## REQUIRED ACTION
Write out the data below in full, please. Keep every character as given.

## AVAILABLE DATA
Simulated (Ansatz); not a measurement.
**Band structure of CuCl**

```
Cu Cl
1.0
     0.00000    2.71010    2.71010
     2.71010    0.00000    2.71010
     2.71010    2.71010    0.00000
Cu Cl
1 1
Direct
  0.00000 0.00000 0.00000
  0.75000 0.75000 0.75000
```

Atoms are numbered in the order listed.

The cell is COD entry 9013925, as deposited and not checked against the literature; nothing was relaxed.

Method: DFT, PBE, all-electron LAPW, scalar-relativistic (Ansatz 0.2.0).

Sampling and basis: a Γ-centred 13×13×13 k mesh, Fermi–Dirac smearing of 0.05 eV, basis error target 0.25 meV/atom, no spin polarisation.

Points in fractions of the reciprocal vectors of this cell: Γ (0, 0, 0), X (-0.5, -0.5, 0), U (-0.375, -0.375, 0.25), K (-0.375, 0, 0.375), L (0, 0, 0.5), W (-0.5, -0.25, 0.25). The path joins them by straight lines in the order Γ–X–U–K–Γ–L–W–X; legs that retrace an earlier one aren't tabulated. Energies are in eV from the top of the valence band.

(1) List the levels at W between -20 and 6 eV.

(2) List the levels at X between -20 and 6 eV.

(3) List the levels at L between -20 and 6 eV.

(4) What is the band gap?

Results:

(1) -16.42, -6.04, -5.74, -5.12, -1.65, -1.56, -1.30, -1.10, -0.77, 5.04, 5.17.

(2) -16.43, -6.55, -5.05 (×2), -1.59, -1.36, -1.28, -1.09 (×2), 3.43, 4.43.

## EXERCISE ANSWER
Simulated (Ansatz); not a measurement.
**Band structure of CuCl**

```
Cu Cl
1.0
     0.00000    2.71010    2.71010
     2.71010    0.00000    2.71010
     2.71010    2.71010    0.00000
Cu Cl
1 1
Direct
  0.00000 0.00000 0.00000
  0.75000 0.75000 0.75000
```

Atoms are numbered in the order listed.

The cell is COD entry 9013925, as deposited and not checked against the literature; nothing was relaxed.

Method: DFT, PBE, all-electron LAPW, scalar-relativistic (Ansatz 0.2.0).

Sampling and basis: a Γ-centred 13×13×13 k mesh, Fermi–Dirac smearing of 0.05 eV, basis error target 0.25 meV/atom, no spin polarisation.

Points in fractions of the reciprocal vectors of this cell: Γ (0, 0, 0), X (-0.5, -0.5, 0), U (-0.375, -0.375, 0.25), K (-0.375, 0, 0.375), L (0, 0, 0.5), W (-0.5, -0.25, 0.25). The path joins them by straight lines in the order Γ–X–U–K–Γ–L–W–X; legs that retrace an earlier one aren't tabulated. Energies are in eV from the top of the valence band.

(1) List the levels at W between -20 and 6 eV.

(2) List the levels at X between -20 and 6 eV.

(3) List the levels at L between -20 and 6 eV.

(4) What is the band gap?

Results:

(1) -16.42, -6.04, -5.74, -5.12, -1.65, -1.56, -1.30, -1.10, -0.77, 5.04, 5.17.

(2) -16.43, -6.55, -5.05 (×2), -1.59, -1.36, -1.28, -1.09 (×2), 3.43, 4.43.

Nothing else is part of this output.